· · ·

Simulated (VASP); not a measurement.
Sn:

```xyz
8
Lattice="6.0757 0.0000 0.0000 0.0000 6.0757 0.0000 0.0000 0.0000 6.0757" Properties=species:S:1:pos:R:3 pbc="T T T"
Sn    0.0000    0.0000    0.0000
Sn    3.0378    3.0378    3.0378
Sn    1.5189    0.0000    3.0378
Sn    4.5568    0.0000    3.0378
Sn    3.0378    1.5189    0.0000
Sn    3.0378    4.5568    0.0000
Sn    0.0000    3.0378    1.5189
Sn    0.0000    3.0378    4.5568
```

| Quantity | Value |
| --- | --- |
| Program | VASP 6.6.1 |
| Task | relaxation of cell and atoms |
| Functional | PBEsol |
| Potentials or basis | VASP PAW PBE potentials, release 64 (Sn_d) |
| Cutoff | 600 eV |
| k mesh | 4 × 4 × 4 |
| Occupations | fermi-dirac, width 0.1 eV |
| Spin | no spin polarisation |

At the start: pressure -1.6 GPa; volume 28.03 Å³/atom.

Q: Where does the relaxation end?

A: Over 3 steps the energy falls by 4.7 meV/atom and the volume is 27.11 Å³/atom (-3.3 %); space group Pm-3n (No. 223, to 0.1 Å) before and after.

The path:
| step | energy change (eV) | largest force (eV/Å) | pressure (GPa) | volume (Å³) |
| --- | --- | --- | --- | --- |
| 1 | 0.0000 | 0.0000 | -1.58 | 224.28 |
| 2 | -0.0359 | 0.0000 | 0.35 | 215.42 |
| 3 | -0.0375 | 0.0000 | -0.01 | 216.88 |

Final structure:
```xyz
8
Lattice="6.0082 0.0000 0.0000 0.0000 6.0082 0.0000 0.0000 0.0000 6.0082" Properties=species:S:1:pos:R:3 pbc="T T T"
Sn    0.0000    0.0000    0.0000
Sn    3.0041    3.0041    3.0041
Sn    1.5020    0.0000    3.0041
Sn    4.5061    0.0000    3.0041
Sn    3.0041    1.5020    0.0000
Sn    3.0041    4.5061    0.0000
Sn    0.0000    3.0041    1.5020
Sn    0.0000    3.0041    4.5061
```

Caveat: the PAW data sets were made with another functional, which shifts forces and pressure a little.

· · ·

### Work instruction
From the first line of the records through the line with "VASP 6.6.1 |", retype everything word for word, including both ends.

### Answer box
Simulated (VASP); not a measurement.
Sn:

```xyz
8
Lattice="6.0757 0.0000 0.0000 0.0000 6.0757 0.0000 0.0000 0.0000 6.0757" Properties=species:S:1:pos:R:3 pbc="T T T"
Sn    0.0000    0.0000    0.0000
Sn    3.0378    3.0378    3.0378
Sn    1.5189    0.0000    3.0378
Sn    4.5568    0.0000    3.0378
Sn    3.0378    1.5189    0.0000
Sn    3.0378    4.5568    0.0000
Sn    0.0000    3.0378    1.5189
Sn    0.0000    3.0378    4.5568
```

| Quantity | Value |
| --- | --- |
| Program | VASP 6.6.1 |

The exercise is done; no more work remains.